-=-=-=-=-
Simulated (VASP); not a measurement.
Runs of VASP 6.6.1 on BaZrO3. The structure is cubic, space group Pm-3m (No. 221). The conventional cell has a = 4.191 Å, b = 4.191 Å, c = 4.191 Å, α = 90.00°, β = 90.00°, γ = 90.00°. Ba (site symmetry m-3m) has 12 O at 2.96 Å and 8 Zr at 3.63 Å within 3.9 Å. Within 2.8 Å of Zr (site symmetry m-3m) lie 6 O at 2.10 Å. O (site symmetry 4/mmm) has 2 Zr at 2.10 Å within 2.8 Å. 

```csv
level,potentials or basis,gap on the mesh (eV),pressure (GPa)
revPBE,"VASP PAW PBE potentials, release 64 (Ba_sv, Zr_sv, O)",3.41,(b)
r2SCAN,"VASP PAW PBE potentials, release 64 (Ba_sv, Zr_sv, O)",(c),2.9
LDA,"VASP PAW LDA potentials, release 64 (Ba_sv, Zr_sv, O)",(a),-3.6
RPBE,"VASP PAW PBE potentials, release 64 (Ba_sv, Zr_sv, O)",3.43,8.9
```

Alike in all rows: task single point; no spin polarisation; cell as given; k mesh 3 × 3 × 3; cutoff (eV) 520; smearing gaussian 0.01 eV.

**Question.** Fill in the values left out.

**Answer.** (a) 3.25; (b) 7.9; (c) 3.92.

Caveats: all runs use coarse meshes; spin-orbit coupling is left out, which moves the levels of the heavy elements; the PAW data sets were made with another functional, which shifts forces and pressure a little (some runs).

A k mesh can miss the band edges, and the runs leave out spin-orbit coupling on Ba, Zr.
-=-=-=-=-

Work order:
In the records above, find the line containing "Alike in all" and restate word for word every line from the first through that one.

Solution:
Simulated (VASP); not a measurement.
Runs of VASP 6.6.1 on BaZrO3. The structure is cubic, space group Pm-3m (No. 221). The conventional cell has a = 4.191 Å, b = 4.191 Å, c = 4.191 Å, α = 90.00°, β = 90.00°, γ = 90.00°. Ba (site symmetry m-3m) has 12 O at 2.96 Å and 8 Zr at 3.63 Å within 3.9 Å. Within 2.8 Å of Zr (site symmetry m-3m) lie 6 O at 2.10 Å. O (site symmetry 4/mmm) has 2 Zr at 2.10 Å within 2.8 Å. 

```csv
level,potentials or basis,gap on the mesh (eV),pressure (GPa)
revPBE,"VASP PAW PBE potentials, release 64 (Ba_sv, Zr_sv, O)",3.41,(b)
r2SCAN,"VASP PAW PBE potentials, release 64 (Ba_sv, Zr_sv, O)",(c),2.9
LDA,"VASP PAW LDA potentials, release 64 (Ba_sv, Zr_sv, O)",(a),-3.6
RPBE,"VASP PAW PBE potentials, release 64 (Ba_sv, Zr_sv, O)",3.43,8.9
```

Alike in all rows: task single point; no spin polarisation; cell as given; k mesh 3 × 3 × 3; cutoff (eV) 520; smearing gaussian 0.01 eV.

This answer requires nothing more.